* Requirement *
Return every entry exactly. Leave nothing out.

* Given records *
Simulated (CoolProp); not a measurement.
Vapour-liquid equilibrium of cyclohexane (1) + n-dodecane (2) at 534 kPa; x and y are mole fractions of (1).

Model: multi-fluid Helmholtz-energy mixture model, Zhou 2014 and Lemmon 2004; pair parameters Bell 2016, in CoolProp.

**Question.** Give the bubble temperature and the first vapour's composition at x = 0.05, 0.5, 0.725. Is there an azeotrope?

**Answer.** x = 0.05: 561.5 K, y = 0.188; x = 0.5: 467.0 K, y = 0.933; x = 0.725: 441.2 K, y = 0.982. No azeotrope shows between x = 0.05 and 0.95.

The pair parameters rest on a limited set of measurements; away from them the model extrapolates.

* Exercise answer *
Simulated (CoolProp); not a measurement.
Vapour-liquid equilibrium of cyclohexane (1) + n-dodecane (2) at 534 kPa; x and y are mole fractions of (1).

Model: multi-fluid Helmholtz-energy mixture model, Zhou 2014 and Lemmon 2004; pair parameters Bell 2016, in CoolProp.

**Question.** Give the bubble temperature and the first vapour's composition at x = 0.05, 0.5, 0.725. Is there an azeotrope?

**Answer.** x = 0.05: 561.5 K, y = 0.188; x = 0.5: 467.0 K, y = 0.933; x = 0.725: 441.2 K, y = 0.982. No azeotrope shows between x = 0.05 and 0.95.

The pair parameters rest on a limited set of measurements; away from them the model extrapolates.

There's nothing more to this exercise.